== Segment start ==
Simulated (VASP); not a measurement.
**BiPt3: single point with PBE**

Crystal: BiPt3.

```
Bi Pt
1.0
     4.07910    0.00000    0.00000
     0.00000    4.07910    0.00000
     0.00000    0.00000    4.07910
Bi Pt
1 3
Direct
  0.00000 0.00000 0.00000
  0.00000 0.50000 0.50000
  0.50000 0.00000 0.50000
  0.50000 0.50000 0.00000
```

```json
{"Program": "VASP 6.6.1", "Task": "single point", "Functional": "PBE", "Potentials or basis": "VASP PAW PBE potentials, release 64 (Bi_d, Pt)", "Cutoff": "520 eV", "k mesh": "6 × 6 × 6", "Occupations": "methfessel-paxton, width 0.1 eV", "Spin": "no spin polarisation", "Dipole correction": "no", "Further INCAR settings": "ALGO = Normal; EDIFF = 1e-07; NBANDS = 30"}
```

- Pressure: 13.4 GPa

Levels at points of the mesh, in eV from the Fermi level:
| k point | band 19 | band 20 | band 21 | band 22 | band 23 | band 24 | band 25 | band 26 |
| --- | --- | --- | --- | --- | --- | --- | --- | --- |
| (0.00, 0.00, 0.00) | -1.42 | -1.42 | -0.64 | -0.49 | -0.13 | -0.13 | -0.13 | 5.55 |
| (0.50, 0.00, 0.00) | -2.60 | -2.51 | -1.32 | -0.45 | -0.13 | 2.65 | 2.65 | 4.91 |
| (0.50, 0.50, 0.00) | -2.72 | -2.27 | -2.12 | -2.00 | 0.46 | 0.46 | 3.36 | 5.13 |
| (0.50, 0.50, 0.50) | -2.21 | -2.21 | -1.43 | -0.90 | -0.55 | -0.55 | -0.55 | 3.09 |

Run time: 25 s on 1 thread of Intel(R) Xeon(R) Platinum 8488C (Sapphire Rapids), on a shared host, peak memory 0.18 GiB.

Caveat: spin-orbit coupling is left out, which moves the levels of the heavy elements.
== Segment end ==

Activity: Give back, exactly as written, the stretch from the line with "-0.13 | 5.55 |" through the line with "Run time: 25", and no other lines from the records above.

Worked solution:
| (0.00, 0.00, 0.00) | -1.42 | -1.42 | -0.64 | -0.49 | -0.13 | -0.13 | -0.13 | 5.55 |
| (0.50, 0.00, 0.00) | -2.60 | -2.51 | -1.32 | -0.45 | -0.13 | 2.65 | 2.65 | 4.91 |
| (0.50, 0.50, 0.00) | -2.72 | -2.27 | -2.12 | -2.00 | 0.46 | 0.46 | 3.36 | 5.13 |
| (0.50, 0.50, 0.50) | -2.21 | -2.21 | -1.43 | -0.90 | -0.55 | -0.55 | -0.55 | 3.09 |

Run time: 25 s on 1 thread of Intel(R) Xeon(R) Platinum 8488C (Sapphire Rapids), on a shared host, peak memory 0.18 GiB.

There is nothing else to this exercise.